━━━━━━
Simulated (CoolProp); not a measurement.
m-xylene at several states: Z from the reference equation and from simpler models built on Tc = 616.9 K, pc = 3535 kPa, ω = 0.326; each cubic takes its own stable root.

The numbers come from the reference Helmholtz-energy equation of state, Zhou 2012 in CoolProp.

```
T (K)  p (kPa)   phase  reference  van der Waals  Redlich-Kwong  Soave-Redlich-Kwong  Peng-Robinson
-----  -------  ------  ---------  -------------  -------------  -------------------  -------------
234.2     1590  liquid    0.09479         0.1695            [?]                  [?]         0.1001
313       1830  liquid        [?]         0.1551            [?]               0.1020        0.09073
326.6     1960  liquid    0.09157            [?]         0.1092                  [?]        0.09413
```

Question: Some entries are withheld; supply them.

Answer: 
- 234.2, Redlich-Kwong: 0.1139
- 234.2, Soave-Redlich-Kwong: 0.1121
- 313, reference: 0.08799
━━━━━━

## Work request
Retype the records, line for line.

## Expected answer
Simulated (CoolProp); not a measurement.
m-xylene at several states: Z from the reference equation and from simpler models built on Tc = 616.9 K, pc = 3535 kPa, ω = 0.326; each cubic takes its own stable root.

The numbers come from the reference Helmholtz-energy equation of state, Zhou 2012 in CoolProp.

```
T (K)  p (kPa)   phase  reference  van der Waals  Redlich-Kwong  Soave-Redlich-Kwong  Peng-Robinson
-----  -------  ------  ---------  -------------  -------------  -------------------  -------------
234.2     1590  liquid    0.09479         0.1695            [?]                  [?]         0.1001
313       1830  liquid        [?]         0.1551            [?]               0.1020        0.09073
326.6     1960  liquid    0.09157            [?]         0.1092                  [?]        0.09413
```

Question: Some entries are withheld; supply them.

Answer: 
- 234.2, Redlich-Kwong: 0.1139
- 234.2, Soave-Redlich-Kwong: 0.1121
- 313, reference: 0.08799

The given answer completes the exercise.